WORK ITEM: Starting with the first line and ending with the last, transcribe the data exactly.

++++++++++
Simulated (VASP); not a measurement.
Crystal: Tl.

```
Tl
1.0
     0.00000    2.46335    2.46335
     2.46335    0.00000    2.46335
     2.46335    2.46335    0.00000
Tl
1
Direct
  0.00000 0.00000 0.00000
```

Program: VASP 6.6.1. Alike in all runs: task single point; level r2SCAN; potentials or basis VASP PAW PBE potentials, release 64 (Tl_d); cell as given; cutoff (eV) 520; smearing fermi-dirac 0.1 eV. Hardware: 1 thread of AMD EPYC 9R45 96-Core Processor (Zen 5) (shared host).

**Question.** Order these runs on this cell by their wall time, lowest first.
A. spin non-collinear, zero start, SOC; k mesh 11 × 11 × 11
++++++++++

WRITTEN RESPONSE:
Simulated (VASP); not a measurement.
Crystal: Tl.

```
Tl
1.0
     0.00000    2.46335    2.46335
     2.46335    0.00000    2.46335
     2.46335    2.46335    0.00000
Tl
1
Direct
  0.00000 0.00000 0.00000
```

Program: VASP 6.6.1. Alike in all runs: task single point; level r2SCAN; potentials or basis VASP PAW PBE potentials, release 64 (Tl_d); cell as given; cutoff (eV) 520; smearing fermi-dirac 0.1 eV. Hardware: 1 thread of AMD EPYC 9R45 96-Core Processor (Zen 5) (shared host).

**Question.** Order these runs on this cell by their wall time, lowest first.
A. spin non-collinear, zero start, SOC; k mesh 11 × 11 × 11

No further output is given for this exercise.